**Required action**
What is needed is an exact retyping of the records below, from the first line through the line that contains "Answer: Over 23".

**The data**
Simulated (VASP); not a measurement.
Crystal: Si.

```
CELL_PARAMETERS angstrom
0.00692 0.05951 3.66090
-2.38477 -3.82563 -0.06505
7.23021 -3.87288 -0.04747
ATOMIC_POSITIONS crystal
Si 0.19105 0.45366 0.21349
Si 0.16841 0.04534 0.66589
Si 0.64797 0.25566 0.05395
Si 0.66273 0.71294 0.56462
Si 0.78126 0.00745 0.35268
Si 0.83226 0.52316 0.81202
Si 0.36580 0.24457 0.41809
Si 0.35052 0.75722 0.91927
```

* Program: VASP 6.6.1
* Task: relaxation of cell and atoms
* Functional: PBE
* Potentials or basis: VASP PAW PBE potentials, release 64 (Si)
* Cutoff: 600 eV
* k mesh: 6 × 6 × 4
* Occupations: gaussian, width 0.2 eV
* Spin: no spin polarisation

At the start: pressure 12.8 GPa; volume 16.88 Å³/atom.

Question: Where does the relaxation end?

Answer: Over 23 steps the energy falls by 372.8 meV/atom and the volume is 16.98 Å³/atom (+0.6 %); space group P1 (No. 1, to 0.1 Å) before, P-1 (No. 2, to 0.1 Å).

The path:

**Task response**
Simulated (VASP); not a measurement.
Crystal: Si.

```
CELL_PARAMETERS angstrom
0.00692 0.05951 3.66090
-2.38477 -3.82563 -0.06505
7.23021 -3.87288 -0.04747
ATOMIC_POSITIONS crystal
Si 0.19105 0.45366 0.21349
Si 0.16841 0.04534 0.66589
Si 0.64797 0.25566 0.05395
Si 0.66273 0.71294 0.56462
Si 0.78126 0.00745 0.35268
Si 0.83226 0.52316 0.81202
Si 0.36580 0.24457 0.41809
Si 0.35052 0.75722 0.91927
```

* Program: VASP 6.6.1
* Task: relaxation of cell and atoms
* Functional: PBE
* Potentials or basis: VASP PAW PBE potentials, release 64 (Si)
* Cutoff: 600 eV
* k mesh: 6 × 6 × 4
* Occupations: gaussian, width 0.2 eV
* Spin: no spin polarisation

At the start: pressure 12.8 GPa; volume 16.88 Å³/atom.

Question: Where does the relaxation end?

Answer: Over 23 steps the energy falls by 372.8 meV/atom and the volume is 16.98 Å³/atom (+0.6 %); space group P1 (No. 1, to 0.1 Å) before, P-1 (No. 2, to 0.1 Å).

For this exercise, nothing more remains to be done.